■ **WORK ITEM**: Repeat the stretch of entries below from the line with "20 | 0.005 s |" through the line with "14.18 | 3.31 | – |". Include both ends and add nothing.

■ **INFORMATION GIVEN**:
• • • • •
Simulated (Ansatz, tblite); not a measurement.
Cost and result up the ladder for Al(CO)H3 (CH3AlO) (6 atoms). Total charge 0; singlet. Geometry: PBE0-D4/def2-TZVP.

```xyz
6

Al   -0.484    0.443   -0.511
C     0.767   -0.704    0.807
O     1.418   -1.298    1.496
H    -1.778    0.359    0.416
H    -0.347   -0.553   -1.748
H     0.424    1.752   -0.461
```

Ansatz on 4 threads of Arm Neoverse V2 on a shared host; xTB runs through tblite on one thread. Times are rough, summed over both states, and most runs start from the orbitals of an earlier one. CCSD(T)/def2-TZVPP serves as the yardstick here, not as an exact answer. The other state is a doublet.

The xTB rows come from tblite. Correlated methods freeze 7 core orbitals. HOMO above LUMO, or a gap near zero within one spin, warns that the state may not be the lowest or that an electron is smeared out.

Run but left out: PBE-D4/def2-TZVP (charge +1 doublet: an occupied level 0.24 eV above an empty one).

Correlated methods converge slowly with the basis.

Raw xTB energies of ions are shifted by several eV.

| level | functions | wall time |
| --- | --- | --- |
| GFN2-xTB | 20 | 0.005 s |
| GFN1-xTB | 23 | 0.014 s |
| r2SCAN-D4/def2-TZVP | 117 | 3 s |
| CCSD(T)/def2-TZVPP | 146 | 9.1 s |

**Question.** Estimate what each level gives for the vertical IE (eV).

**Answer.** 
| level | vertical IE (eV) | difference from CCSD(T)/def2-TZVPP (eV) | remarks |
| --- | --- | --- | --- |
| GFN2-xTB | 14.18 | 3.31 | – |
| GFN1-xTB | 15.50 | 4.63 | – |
• • • • •

■ **TASK OUTPUT**:
| GFN2-xTB | 20 | 0.005 s |
| GFN1-xTB | 23 | 0.014 s |
| r2SCAN-D4/def2-TZVP | 117 | 3 s |
| CCSD(T)/def2-TZVPP | 146 | 9.1 s |

**Question.** Estimate what each level gives for the vertical IE (eV).

**Answer.** 
| level | vertical IE (eV) | difference from CCSD(T)/def2-TZVPP (eV) | remarks |
| --- | --- | --- | --- |
| GFN2-xTB | 14.18 | 3.31 | – |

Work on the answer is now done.